Task item
Between the line containing "VASP 6.6.1 |" and the line containing "-0.55 | 2.35 |" lies a run of lines; give that run again exactly, with both of those lines, and nothing else from the entries below.

****************************************

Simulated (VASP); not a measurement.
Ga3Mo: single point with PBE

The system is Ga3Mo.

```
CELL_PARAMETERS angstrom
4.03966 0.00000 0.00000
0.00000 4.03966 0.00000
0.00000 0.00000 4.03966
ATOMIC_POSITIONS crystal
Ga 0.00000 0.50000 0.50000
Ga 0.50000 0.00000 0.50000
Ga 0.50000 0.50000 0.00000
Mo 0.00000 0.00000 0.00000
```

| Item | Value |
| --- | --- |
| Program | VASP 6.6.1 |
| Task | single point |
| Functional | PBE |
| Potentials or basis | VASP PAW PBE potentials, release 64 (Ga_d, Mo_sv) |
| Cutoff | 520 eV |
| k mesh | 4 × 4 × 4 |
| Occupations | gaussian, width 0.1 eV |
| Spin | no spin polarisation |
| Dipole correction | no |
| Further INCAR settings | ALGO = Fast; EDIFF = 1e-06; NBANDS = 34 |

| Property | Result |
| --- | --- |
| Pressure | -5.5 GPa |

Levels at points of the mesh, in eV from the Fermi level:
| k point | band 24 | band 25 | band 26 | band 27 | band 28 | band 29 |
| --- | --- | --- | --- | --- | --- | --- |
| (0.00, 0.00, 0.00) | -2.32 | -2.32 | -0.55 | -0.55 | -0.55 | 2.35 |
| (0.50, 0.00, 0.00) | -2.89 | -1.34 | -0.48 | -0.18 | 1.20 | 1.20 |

****************************************

Answer area
| Program | VASP 6.6.1 |
| Task | single point |
| Functional | PBE |
| Potentials or basis | VASP PAW PBE potentials, release 64 (Ga_d, Mo_sv) |
| Cutoff | 520 eV |
| k mesh | 4 × 4 × 4 |
| Occupations | gaussian, width 0.1 eV |
| Spin | no spin polarisation |
| Dipole correction | no |
| Further INCAR settings | ALGO = Fast; EDIFF = 1e-06; NBANDS = 34 |

| Property | Result |
| --- | --- |
| Pressure | -5.5 GPa |

Levels at points of the mesh, in eV from the Fermi level:
| k point | band 24 | band 25 | band 26 | band 27 | band 28 | band 29 |
| --- | --- | --- | --- | --- | --- | --- |
| (0.00, 0.00, 0.00) | -2.32 | -2.32 | -0.55 | -0.55 | -0.55 | 2.35 |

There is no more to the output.